### Data section ###

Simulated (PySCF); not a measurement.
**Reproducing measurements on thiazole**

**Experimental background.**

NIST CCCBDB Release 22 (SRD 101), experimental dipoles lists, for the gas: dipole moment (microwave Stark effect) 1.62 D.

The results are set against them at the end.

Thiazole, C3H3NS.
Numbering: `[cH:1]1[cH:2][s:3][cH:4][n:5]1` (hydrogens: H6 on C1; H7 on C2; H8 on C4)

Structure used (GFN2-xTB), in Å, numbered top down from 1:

###

Brief: Each line of the material above needs repeating verbatim.

Task output:
Simulated (PySCF); not a measurement.
**Reproducing measurements on thiazole**

**Experimental background.**

NIST CCCBDB Release 22 (SRD 101), experimental dipoles lists, for the gas: dipole moment (microwave Stark effect) 1.62 D.

The results are set against them at the end.

Thiazole, C3H3NS.
Numbering: `[cH:1]1[cH:2][s:3][cH:4][n:5]1` (hydrogens: H6 on C1; H7 on C2; H8 on C4)

Structure used (GFN2-xTB), in Å, numbered top down from 1:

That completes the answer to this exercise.